> _DATASET EXTRACT_:
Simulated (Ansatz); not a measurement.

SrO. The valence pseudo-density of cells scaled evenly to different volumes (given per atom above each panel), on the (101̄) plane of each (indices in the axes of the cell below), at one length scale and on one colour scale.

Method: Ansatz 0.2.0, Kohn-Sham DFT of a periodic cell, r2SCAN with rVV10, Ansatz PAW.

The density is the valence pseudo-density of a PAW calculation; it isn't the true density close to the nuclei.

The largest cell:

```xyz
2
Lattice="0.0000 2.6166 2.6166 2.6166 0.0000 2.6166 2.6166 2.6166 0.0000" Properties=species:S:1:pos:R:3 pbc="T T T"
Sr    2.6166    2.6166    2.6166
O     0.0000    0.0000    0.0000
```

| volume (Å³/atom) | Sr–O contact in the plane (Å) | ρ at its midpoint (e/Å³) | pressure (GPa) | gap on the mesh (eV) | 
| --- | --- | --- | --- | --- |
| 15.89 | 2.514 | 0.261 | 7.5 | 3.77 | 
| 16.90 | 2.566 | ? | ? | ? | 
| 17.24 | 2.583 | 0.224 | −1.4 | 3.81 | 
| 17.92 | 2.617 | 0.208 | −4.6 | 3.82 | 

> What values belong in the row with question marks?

> _WORK ORDER_:
Among the entries above, copy exactly only the lines starting with the one containing "0.224 | −1.4 | 3.81 |" and going through the one containing "0.208 | −4.6 | 3.82 |", both ends included.

> _EXERCISE RESPONSE_:
| 17.24 | 2.583 | 0.224 | −1.4 | 3.81 | 
| 17.92 | 2.617 | 0.208 | −4.6 | 3.82 | 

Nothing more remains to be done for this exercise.